■ ACTIVITY
Beginning with the first line, transcribe the entries below exactly through the line containing "Result: (a) 4.33; (b) 4.37; (c) -32.2.", inclusive.

┏━━
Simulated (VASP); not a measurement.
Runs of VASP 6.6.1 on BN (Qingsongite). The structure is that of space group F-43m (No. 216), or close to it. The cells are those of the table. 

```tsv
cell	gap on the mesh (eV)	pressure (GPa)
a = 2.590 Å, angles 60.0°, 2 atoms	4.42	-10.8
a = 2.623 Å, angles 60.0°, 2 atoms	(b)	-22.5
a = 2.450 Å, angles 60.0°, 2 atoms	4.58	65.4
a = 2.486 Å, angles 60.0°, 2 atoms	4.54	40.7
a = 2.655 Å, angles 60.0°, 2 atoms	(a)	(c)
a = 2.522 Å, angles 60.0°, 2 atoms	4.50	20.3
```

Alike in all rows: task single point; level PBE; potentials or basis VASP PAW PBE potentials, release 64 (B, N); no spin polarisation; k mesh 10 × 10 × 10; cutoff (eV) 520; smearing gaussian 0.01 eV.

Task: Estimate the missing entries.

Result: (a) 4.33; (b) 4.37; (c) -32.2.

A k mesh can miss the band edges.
┗━━

■ EXERCISE ANSWER
Simulated (VASP); not a measurement.
Runs of VASP 6.6.1 on BN (Qingsongite). The structure is that of space group F-43m (No. 216), or close to it. The cells are those of the table. 

```tsv
cell	gap on the mesh (eV)	pressure (GPa)
a = 2.590 Å, angles 60.0°, 2 atoms	4.42	-10.8
a = 2.623 Å, angles 60.0°, 2 atoms	(b)	-22.5
a = 2.450 Å, angles 60.0°, 2 atoms	4.58	65.4
a = 2.486 Å, angles 60.0°, 2 atoms	4.54	40.7
a = 2.655 Å, angles 60.0°, 2 atoms	(a)	(c)
a = 2.522 Å, angles 60.0°, 2 atoms	4.50	20.3
```

Alike in all rows: task single point; level PBE; potentials or basis VASP PAW PBE potentials, release 64 (B, N); no spin polarisation; k mesh 10 × 10 × 10; cutoff (eV) 520; smearing gaussian 0.01 eV.

Task: Estimate the missing entries.

Result: (a) 4.33; (b) 4.37; (c) -32.2.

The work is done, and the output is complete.